*Assignment*. Copy exactly the lines of the records below, and only those lines, beginning with the line that contains "- Spin: no spin polarisation" and ending with the line that contains "RPBE binds less".

*Provided data*.
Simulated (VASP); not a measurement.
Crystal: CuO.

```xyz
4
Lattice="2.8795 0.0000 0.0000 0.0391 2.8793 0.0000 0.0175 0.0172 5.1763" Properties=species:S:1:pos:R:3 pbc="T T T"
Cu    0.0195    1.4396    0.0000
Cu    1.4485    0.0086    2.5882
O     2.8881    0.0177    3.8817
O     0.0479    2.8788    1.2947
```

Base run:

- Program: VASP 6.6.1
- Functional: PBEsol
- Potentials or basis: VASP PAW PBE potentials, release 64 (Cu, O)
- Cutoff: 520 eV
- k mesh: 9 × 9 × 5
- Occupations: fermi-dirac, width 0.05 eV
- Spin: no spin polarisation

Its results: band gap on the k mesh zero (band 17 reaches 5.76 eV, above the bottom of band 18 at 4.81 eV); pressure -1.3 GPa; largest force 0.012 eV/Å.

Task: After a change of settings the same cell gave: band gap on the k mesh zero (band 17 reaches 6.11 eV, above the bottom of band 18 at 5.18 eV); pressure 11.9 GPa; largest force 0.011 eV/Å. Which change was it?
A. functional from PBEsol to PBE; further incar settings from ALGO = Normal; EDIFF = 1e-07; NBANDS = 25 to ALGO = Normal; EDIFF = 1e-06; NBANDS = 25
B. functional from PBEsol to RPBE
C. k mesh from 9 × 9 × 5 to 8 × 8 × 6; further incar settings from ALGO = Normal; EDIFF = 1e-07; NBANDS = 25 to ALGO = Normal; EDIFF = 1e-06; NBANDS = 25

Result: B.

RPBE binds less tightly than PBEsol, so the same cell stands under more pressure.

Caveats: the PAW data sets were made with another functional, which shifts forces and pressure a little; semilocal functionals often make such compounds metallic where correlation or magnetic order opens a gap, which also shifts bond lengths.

*Expected answer*.
- Spin: no spin polarisation

Its results: band gap on the k mesh zero (band 17 reaches 5.76 eV, above the bottom of band 18 at 4.81 eV); pressure -1.3 GPa; largest force 0.012 eV/Å.

Task: After a change of settings the same cell gave: band gap on the k mesh zero (band 17 reaches 6.11 eV, above the bottom of band 18 at 5.18 eV); pressure 11.9 GPa; largest force 0.011 eV/Å. Which change was it?
A. functional from PBEsol to PBE; further incar settings from ALGO = Normal; EDIFF = 1e-07; NBANDS = 25 to ALGO = Normal; EDIFF = 1e-06; NBANDS = 25
B. functional from PBEsol to RPBE
C. k mesh from 9 × 9 × 5 to 8 × 8 × 6; further incar settings from ALGO = Normal; EDIFF = 1e-07; NBANDS = 25 to ALGO = Normal; EDIFF = 1e-06; NBANDS = 25

Result: B.

RPBE binds less tightly than PBEsol, so the same cell stands under more pressure.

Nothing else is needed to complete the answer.